# Work item
Only the lines from the top of the data through the line with "Mg, 2 atoms" should be repeated, each exactly as written.

________________________

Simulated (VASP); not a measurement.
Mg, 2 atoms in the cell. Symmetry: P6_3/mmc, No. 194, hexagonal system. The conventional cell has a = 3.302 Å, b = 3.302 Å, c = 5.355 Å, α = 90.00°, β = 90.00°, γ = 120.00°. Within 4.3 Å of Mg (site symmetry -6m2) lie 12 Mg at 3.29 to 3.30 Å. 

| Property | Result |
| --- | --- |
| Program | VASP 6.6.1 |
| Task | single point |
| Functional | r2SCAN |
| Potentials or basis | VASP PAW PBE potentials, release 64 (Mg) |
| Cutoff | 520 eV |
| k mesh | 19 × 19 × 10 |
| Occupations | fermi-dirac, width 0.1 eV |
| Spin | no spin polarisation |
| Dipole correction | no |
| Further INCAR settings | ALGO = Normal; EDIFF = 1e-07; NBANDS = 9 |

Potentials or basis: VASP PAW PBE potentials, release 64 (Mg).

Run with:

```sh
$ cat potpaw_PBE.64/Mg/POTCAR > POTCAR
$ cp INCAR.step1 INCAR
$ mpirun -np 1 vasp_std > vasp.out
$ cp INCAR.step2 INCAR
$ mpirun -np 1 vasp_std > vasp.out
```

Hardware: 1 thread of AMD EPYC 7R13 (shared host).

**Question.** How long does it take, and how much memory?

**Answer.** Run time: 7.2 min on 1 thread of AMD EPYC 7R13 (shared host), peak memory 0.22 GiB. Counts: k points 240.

________________________

# Task solution
Simulated (VASP); not a measurement.
Mg, 2 atoms in the cell. Symmetry: P6_3/mmc, No. 194, hexagonal system. The conventional cell has a = 3.302 Å, b = 3.302 Å, c = 5.355 Å, α = 90.00°, β = 90.00°, γ = 120.00°. Within 4.3 Å of Mg (site symmetry -6m2) lie 12 Mg at 3.29 to 3.30 Å. 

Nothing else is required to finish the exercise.